_Source material_
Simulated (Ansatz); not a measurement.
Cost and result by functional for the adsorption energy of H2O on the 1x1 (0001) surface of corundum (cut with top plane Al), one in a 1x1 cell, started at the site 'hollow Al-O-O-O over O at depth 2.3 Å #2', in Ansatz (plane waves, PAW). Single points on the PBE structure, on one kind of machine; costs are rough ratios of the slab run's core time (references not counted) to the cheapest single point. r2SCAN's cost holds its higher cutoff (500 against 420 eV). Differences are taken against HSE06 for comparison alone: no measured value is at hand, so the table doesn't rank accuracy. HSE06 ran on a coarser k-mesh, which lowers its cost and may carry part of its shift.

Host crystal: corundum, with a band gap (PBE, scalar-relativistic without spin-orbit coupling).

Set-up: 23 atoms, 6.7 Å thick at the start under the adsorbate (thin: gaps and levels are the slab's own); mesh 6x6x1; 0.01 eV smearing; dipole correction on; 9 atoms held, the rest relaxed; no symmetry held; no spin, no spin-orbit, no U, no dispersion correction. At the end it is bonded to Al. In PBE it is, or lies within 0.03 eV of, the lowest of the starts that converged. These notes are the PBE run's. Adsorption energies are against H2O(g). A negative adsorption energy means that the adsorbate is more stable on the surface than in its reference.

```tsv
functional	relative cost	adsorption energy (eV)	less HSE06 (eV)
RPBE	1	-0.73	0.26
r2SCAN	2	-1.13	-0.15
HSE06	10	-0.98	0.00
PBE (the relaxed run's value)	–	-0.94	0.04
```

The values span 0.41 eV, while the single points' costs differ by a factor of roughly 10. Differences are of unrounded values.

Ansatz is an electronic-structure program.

_Activity_
Only the lines from the first line of the records through the line with "Host crystal: corundum, with" should be reproduced, exactly and with nothing added.

_Task output_
Simulated (Ansatz); not a measurement.
Cost and result by functional for the adsorption energy of H2O on the 1x1 (0001) surface of corundum (cut with top plane Al), one in a 1x1 cell, started at the site 'hollow Al-O-O-O over O at depth 2.3 Å #2', in Ansatz (plane waves, PAW). Single points on the PBE structure, on one kind of machine; costs are rough ratios of the slab run's core time (references not counted) to the cheapest single point. r2SCAN's cost holds its higher cutoff (500 against 420 eV). Differences are taken against HSE06 for comparison alone: no measured value is at hand, so the table doesn't rank accuracy. HSE06 ran on a coarser k-mesh, which lowers its cost and may carry part of its shift.

Host crystal: corundum, with a band gap (PBE, scalar-relativistic without spin-orbit coupling).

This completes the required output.